▬▬▬
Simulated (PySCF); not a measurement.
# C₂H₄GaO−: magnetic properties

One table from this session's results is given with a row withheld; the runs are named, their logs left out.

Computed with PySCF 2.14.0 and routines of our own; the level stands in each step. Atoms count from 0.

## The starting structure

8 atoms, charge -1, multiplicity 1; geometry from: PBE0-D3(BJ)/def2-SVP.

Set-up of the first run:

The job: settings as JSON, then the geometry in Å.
▬▬▬

• ASSIGNED TASK:
Write out every entry verbatim.

• YOUR SOLUTION:
Simulated (PySCF); not a measurement.
# C₂H₄GaO−: magnetic properties

One table from this session's results is given with a row withheld; the runs are named, their logs left out.

Computed with PySCF 2.14.0 and routines of our own; the level stands in each step. Atoms count from 0.

## The starting structure

8 atoms, charge -1, multiplicity 1; geometry from: PBE0-D3(BJ)/def2-SVP.

Set-up of the first run:

The job: settings as JSON, then the geometry in Å.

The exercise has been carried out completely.